[EXTRACTED RECORDS]:
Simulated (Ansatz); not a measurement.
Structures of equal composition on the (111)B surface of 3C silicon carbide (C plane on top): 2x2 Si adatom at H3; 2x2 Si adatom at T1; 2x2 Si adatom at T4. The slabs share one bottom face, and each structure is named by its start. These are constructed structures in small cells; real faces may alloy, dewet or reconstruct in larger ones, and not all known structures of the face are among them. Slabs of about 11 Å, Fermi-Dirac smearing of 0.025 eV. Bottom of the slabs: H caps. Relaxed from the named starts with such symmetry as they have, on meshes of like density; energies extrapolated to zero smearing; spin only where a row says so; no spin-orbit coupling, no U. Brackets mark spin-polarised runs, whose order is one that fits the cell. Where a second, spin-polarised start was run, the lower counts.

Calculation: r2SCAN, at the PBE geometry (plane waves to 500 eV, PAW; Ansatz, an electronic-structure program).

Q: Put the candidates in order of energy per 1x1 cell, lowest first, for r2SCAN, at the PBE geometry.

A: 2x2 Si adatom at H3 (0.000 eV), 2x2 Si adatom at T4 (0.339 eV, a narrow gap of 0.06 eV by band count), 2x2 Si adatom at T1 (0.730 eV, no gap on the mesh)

[ACTIVITY]:
All that should appear in the response is the run of lines from the first line of the entries through the line containing "Q: Put the candidates", copied exactly.

[ANSWER AREA]:
Simulated (Ansatz); not a measurement.
Structures of equal composition on the (111)B surface of 3C silicon carbide (C plane on top): 2x2 Si adatom at H3; 2x2 Si adatom at T1; 2x2 Si adatom at T4. The slabs share one bottom face, and each structure is named by its start. These are constructed structures in small cells; real faces may alloy, dewet or reconstruct in larger ones, and not all known structures of the face are among them. Slabs of about 11 Å, Fermi-Dirac smearing of 0.025 eV. Bottom of the slabs: H caps. Relaxed from the named starts with such symmetry as they have, on meshes of like density; energies extrapolated to zero smearing; spin only where a row says so; no spin-orbit coupling, no U. Brackets mark spin-polarised runs, whose order is one that fits the cell. Where a second, spin-polarised start was run, the lower counts.

Calculation: r2SCAN, at the PBE geometry (plane waves to 500 eV, PAW; Ansatz, an electronic-structure program).

Q: Put the candidates in order of energy per 1x1 cell, lowest first, for r2SCAN, at the PBE geometry.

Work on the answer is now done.